○ ○ ○ ○

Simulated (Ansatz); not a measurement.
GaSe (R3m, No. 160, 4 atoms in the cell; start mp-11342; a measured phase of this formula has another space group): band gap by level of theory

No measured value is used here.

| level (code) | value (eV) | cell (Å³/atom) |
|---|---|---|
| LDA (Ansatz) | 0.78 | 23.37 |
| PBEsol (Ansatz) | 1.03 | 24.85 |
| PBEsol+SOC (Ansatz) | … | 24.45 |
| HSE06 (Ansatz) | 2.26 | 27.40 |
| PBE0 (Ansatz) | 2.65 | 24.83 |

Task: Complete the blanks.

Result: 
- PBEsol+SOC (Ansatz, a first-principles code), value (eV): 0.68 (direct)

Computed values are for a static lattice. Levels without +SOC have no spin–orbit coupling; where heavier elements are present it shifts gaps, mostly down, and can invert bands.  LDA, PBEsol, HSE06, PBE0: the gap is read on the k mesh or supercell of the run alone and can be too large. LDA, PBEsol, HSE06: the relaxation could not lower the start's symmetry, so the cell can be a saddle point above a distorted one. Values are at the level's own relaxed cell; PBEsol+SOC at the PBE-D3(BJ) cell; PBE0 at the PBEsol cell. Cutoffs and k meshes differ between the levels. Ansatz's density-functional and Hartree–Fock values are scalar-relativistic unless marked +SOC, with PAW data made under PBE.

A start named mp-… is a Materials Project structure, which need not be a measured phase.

○ ○ ○ ○

Brief |
Please give back the records exactly as written, beginning at the first line and including the line that holds "Computed values are" as the last.

Exercise answer |
Simulated (Ansatz); not a measurement.
GaSe (R3m, No. 160, 4 atoms in the cell; start mp-11342; a measured phase of this formula has another space group): band gap by level of theory

No measured value is used here.

| level (code) | value (eV) | cell (Å³/atom) |
|---|---|---|
| LDA (Ansatz) | 0.78 | 23.37 |
| PBEsol (Ansatz) | 1.03 | 24.85 |
| PBEsol+SOC (Ansatz) | … | 24.45 |
| HSE06 (Ansatz) | 2.26 | 27.40 |
| PBE0 (Ansatz) | 2.65 | 24.83 |

Task: Complete the blanks.

Result: 
- PBEsol+SOC (Ansatz, a first-principles code), value (eV): 0.68 (direct)

Computed values are for a static lattice. Levels without +SOC have no spin–orbit coupling; where heavier elements are present it shifts gaps, mostly down, and can invert bands.  LDA, PBEsol, HSE06, PBE0: the gap is read on the k mesh or supercell of the run alone and can be too large. LDA, PBEsol, HSE06: the relaxation could not lower the start's symmetry, so the cell can be a saddle point above a distorted one. Values are at the level's own relaxed cell; PBEsol+SOC at the PBE-D3(BJ) cell; PBE0 at the PBEsol cell. Cutoffs and k meshes differ between the levels. Ansatz's density-functional and Hartree–Fock values are scalar-relativistic unless marked +SOC, with PAW data made under PBE.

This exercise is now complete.